------------------------------------------------------------

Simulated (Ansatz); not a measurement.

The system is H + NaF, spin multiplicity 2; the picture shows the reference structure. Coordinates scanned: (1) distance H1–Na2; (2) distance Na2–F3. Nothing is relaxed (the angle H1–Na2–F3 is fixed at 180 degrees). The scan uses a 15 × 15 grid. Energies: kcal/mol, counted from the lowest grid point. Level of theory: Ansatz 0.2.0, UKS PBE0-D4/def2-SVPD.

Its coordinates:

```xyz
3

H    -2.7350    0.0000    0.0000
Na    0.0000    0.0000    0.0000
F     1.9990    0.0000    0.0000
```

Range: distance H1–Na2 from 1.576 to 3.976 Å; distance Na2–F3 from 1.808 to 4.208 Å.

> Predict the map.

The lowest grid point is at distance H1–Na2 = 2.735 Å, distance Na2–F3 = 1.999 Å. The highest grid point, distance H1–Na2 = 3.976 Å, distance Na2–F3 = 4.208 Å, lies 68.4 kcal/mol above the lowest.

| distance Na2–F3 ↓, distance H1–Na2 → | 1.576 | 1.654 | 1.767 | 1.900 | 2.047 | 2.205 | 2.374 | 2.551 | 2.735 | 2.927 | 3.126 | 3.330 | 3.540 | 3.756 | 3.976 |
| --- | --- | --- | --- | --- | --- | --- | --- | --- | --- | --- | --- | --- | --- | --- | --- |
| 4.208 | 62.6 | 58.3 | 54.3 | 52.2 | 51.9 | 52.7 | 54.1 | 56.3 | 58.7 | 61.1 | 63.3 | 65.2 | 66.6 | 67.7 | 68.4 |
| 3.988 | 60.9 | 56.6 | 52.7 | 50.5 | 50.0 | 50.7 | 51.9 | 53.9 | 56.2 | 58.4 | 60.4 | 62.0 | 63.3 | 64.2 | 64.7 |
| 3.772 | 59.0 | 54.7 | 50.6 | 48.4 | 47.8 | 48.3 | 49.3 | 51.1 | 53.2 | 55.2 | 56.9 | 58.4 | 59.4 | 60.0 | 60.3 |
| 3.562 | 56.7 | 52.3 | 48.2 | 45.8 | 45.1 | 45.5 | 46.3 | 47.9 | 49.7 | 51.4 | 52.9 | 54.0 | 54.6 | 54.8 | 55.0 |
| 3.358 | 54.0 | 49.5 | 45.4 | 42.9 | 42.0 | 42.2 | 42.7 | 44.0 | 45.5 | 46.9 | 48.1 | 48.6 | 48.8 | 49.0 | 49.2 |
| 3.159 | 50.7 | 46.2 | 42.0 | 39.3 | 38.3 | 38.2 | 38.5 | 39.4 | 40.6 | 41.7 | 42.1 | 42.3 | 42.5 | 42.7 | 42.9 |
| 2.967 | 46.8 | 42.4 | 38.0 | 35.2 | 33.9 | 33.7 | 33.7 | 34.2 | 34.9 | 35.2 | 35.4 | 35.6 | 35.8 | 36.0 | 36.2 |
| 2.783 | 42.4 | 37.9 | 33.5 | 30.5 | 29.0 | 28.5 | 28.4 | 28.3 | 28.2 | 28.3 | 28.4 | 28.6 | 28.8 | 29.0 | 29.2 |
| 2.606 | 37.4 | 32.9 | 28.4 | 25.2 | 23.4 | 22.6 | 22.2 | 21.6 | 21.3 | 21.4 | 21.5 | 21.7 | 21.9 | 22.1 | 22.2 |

------------------------------------------------------------

▸ **ASSIGNED TASK**:
Please print exactly what appears from the first line of the data through the line with "The system is", including both of those lines and nothing past them.

▸ **YOUR RESPONSE**:
Simulated (Ansatz); not a measurement.

The system is H + NaF, spin multiplicity 2; the picture shows the reference structure. Coordinates scanned: (1) distance H1–Na2; (2) distance Na2–F3. Nothing is relaxed (the angle H1–Na2–F3 is fixed at 180 degrees). The scan uses a 15 × 15 grid. Energies: kcal/mol, counted from the lowest grid point. Level of theory: Ansatz 0.2.0, UKS PBE0-D4/def2-SVPD.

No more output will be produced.